[Task item]: The whole listing is to be set down again without alteration.

── Source information ──

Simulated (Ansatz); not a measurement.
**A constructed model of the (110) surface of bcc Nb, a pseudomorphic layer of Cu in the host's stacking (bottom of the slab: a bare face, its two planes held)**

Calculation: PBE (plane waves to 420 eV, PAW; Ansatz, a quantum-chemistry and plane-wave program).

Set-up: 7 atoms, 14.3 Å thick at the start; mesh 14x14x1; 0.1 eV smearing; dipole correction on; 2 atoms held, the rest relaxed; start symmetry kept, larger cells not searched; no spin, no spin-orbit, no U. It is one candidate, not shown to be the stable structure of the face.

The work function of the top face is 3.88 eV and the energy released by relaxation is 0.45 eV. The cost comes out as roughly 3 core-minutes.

───

[Task result]:
Simulated (Ansatz); not a measurement.
**A constructed model of the (110) surface of bcc Nb, a pseudomorphic layer of Cu in the host's stacking (bottom of the slab: a bare face, its two planes held)**

Calculation: PBE (plane waves to 420 eV, PAW; Ansatz, a quantum-chemistry and plane-wave program).

Set-up: 7 atoms, 14.3 Å thick at the start; mesh 14x14x1; 0.1 eV smearing; dipole correction on; 2 atoms held, the rest relaxed; start symmetry kept, larger cells not searched; no spin, no spin-orbit, no U. It is one candidate, not shown to be the stable structure of the face.

The work function of the top face is 3.88 eV and the energy released by relaxation is 0.45 eV. The cost comes out as roughly 3 core-minutes.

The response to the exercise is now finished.